WORK ORDER
The lines from the top of the data down to the line with "Simulation results for" should be repeated exactly, both ends included.

Segment Open

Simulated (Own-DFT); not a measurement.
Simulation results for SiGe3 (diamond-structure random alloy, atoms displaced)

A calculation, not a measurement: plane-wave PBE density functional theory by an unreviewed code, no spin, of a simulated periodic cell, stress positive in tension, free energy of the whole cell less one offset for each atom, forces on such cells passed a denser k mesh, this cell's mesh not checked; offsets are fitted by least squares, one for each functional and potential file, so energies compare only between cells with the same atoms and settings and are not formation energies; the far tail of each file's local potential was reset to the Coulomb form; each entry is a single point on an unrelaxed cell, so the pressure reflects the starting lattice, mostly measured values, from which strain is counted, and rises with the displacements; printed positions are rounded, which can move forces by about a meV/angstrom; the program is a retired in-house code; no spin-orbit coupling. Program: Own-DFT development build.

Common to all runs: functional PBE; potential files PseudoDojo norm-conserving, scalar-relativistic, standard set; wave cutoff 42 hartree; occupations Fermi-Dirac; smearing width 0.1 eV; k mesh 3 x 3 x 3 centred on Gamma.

Segment Closed

ANSWER AREA
Simulated (Own-DFT); not a measurement.
Simulation results for SiGe3 (diamond-structure random alloy, atoms displaced)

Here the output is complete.